## Exercise
In the entries below, find the line containing "A convergence study" and the line containing "Q: The settings". Copy those two lines and everything between them exactly, and only that.

<<<<

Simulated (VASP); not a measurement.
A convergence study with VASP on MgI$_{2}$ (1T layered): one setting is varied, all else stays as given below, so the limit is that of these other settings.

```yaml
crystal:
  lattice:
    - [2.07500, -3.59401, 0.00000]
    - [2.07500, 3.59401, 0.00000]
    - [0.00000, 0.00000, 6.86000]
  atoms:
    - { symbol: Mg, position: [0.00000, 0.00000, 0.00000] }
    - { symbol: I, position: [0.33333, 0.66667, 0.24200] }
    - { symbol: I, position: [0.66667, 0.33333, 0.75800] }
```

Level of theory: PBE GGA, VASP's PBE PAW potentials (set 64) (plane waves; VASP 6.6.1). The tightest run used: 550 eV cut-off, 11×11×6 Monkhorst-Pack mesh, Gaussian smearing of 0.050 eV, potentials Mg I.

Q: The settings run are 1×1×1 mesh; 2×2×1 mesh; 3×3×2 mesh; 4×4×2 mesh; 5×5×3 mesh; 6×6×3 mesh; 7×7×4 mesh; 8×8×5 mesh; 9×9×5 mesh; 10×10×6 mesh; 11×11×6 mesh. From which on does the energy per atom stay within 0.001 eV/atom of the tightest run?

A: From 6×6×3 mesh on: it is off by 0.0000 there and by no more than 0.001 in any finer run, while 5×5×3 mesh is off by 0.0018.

>>>>

## Answer section
A convergence study with VASP on MgI$_{2}$ (1T layered): one setting is varied, all else stays as given below, so the limit is that of these other settings.

```yaml
crystal:
  lattice:
    - [2.07500, -3.59401, 0.00000]
    - [2.07500, 3.59401, 0.00000]
    - [0.00000, 0.00000, 6.86000]
  atoms:
    - { symbol: Mg, position: [0.00000, 0.00000, 0.00000] }
    - { symbol: I, position: [0.33333, 0.66667, 0.24200] }
    - { symbol: I, position: [0.66667, 0.33333, 0.75800] }
```

Level of theory: PBE GGA, VASP's PBE PAW potentials (set 64) (plane waves; VASP 6.6.1). The tightest run used: 550 eV cut-off, 11×11×6 Monkhorst-Pack mesh, Gaussian smearing of 0.050 eV, potentials Mg I.

Q: The settings run are 1×1×1 mesh; 2×2×1 mesh; 3×3×2 mesh; 4×4×2 mesh; 5×5×3 mesh; 6×6×3 mesh; 7×7×4 mesh; 8×8×5 mesh; 9×9×5 mesh; 10×10×6 mesh; 11×11×6 mesh. From which on does the energy per atom stay within 0.001 eV/atom of the tightest run?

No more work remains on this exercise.